Raw data below:
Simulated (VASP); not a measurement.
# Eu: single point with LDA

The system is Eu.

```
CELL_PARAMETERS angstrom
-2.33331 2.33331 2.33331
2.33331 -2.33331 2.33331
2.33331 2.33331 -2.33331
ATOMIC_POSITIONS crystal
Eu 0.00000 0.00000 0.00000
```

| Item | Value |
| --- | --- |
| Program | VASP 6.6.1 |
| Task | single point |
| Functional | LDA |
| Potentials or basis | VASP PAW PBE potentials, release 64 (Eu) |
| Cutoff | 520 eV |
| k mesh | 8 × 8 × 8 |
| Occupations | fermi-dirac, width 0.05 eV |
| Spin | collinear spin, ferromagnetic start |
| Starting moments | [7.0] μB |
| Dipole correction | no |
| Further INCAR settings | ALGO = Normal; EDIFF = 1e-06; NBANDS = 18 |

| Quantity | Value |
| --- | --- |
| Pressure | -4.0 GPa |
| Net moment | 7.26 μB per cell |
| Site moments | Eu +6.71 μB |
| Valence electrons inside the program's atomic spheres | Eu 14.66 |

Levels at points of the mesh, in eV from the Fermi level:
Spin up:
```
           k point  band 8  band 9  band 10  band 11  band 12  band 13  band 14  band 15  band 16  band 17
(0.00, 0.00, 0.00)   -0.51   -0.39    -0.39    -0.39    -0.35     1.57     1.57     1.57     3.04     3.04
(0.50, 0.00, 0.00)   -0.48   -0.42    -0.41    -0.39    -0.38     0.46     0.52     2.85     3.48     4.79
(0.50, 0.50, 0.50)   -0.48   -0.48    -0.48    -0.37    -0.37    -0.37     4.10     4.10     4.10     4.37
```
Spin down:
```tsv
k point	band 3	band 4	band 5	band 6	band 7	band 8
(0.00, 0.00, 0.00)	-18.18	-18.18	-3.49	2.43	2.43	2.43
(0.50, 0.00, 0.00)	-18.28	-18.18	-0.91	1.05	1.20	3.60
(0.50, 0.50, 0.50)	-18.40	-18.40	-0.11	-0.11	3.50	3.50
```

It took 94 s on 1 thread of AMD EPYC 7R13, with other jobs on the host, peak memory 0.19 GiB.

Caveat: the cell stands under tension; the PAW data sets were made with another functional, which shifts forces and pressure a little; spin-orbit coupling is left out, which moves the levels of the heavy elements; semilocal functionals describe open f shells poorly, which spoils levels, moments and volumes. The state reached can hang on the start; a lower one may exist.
End of Raw data.

Required action
Using the entries above, extract exactly the span from the line with "width 0.05 eV |" to the line with "It took 94 s", both lines included; leave out everything else.

Expected answer
| Occupations | fermi-dirac, width 0.05 eV |
| Spin | collinear spin, ferromagnetic start |
| Starting moments | [7.0] μB |
| Dipole correction | no |
| Further INCAR settings | ALGO = Normal; EDIFF = 1e-06; NBANDS = 18 |

| Quantity | Value |
| --- | --- |
| Pressure | -4.0 GPa |
| Net moment | 7.26 μB per cell |
| Site moments | Eu +6.71 μB |
| Valence electrons inside the program's atomic spheres | Eu 14.66 |

Levels at points of the mesh, in eV from the Fermi level:
Spin up:
```
           k point  band 8  band 9  band 10  band 11  band 12  band 13  band 14  band 15  band 16  band 17
(0.00, 0.00, 0.00)   -0.51   -0.39    -0.39    -0.39    -0.35     1.57     1.57     1.57     3.04     3.04
(0.50, 0.00, 0.00)   -0.48   -0.42    -0.41    -0.39    -0.38     0.46     0.52     2.85     3.48     4.79
(0.50, 0.50, 0.50)   -0.48   -0.48    -0.48    -0.37    -0.37    -0.37     4.10     4.10     4.10     4.37
```
Spin down:
```tsv
k point	band 3	band 4	band 5	band 6	band 7	band 8
(0.00, 0.00, 0.00)	-18.18	-18.18	-3.49	2.43	2.43	2.43
(0.50, 0.00, 0.00)	-18.28	-18.18	-0.91	1.05	1.20	3.60
(0.50, 0.50, 0.50)	-18.40	-18.40	-0.11	-0.11	3.50	3.50
```

It took 94 s on 1 thread of AMD EPYC 7R13, with other jobs on the host, peak memory 0.19 GiB.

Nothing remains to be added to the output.